**** Dataset excerpts

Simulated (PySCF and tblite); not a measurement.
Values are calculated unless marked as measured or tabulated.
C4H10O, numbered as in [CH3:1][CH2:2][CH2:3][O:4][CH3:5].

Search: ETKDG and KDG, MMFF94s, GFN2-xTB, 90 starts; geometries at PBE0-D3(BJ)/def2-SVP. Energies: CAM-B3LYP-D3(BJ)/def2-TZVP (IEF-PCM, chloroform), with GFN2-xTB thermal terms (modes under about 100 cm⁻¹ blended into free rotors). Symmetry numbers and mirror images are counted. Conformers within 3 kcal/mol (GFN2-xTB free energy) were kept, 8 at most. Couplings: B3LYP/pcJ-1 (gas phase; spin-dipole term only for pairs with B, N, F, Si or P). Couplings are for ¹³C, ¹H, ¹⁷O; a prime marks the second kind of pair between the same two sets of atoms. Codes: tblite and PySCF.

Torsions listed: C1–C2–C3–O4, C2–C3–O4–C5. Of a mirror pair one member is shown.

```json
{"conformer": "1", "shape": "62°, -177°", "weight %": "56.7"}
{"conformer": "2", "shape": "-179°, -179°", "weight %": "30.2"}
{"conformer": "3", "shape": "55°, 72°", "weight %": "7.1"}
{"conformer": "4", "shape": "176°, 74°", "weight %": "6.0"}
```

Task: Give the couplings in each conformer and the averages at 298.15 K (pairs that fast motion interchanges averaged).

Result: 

********

Work task
The entries need to be set down again in full, with no word changed.

Answer section
Simulated (PySCF and tblite); not a measurement.
Values are calculated unless marked as measured or tabulated.
C4H10O, numbered as in [CH3:1][CH2:2][CH2:3][O:4][CH3:5].

Search: ETKDG and KDG, MMFF94s, GFN2-xTB, 90 starts; geometries at PBE0-D3(BJ)/def2-SVP. Energies: CAM-B3LYP-D3(BJ)/def2-TZVP (IEF-PCM, chloroform), with GFN2-xTB thermal terms (modes under about 100 cm⁻¹ blended into free rotors). Symmetry numbers and mirror images are counted. Conformers within 3 kcal/mol (GFN2-xTB free energy) were kept, 8 at most. Couplings: B3LYP/pcJ-1 (gas phase; spin-dipole term only for pairs with B, N, F, Si or P). Couplings are for ¹³C, ¹H, ¹⁷O; a prime marks the second kind of pair between the same two sets of atoms. Codes: tblite and PySCF.

Torsions listed: C1–C2–C3–O4, C2–C3–O4–C5. Of a mirror pair one member is shown.

```json
{"conformer": "1", "shape": "62°, -177°", "weight %": "56.7"}
{"conformer": "2", "shape": "-179°, -179°", "weight %": "30.2"}
{"conformer": "3", "shape": "55°, 72°", "weight %": "7.1"}
{"conformer": "4", "shape": "176°, 74°", "weight %": "6.0"}
```

Task: Give the couplings in each conformer and the averages at 298.15 K (pairs that fast motion interchanges averaged).

Result: 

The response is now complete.